********

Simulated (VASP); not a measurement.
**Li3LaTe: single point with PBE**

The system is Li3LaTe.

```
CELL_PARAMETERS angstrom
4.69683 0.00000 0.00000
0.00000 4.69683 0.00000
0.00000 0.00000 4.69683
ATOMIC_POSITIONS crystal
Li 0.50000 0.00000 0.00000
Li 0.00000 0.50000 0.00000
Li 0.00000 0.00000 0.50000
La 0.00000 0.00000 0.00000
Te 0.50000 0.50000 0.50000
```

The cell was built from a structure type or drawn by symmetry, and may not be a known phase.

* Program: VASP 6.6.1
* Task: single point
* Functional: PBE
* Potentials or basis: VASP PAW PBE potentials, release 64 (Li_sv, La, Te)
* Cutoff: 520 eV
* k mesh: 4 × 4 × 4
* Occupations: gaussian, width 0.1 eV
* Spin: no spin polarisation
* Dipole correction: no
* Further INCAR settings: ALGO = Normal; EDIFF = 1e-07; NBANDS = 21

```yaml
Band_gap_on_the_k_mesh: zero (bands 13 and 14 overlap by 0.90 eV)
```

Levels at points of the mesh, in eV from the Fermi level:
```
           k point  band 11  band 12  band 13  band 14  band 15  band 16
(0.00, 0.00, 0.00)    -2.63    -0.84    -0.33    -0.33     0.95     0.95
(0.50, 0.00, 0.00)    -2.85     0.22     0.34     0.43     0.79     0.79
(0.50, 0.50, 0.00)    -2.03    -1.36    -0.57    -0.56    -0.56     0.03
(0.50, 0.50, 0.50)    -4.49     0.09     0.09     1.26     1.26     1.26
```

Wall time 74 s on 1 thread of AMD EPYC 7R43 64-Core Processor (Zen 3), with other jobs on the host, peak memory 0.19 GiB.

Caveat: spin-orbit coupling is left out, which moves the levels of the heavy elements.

********

▶ **WORK TASK**
From the records above, print only the lines between the one holding "The system is Li3LaTe." and the one holding "mesh: 4 × 4 × 4", inclusive, exactly as they stand.

▶ **WRITTEN RESPONSE**
The system is Li3LaTe.

```
CELL_PARAMETERS angstrom
4.69683 0.00000 0.00000
0.00000 4.69683 0.00000
0.00000 0.00000 4.69683
ATOMIC_POSITIONS crystal
Li 0.50000 0.00000 0.00000
Li 0.00000 0.50000 0.00000
Li 0.00000 0.00000 0.50000
La 0.00000 0.00000 0.00000
Te 0.50000 0.50000 0.50000
```

The cell was built from a structure type or drawn by symmetry, and may not be a known phase.

* Program: VASP 6.6.1
* Task: single point
* Functional: PBE
* Potentials or basis: VASP PAW PBE potentials, release 64 (Li_sv, La, Te)
* Cutoff: 520 eV
* k mesh: 4 × 4 × 4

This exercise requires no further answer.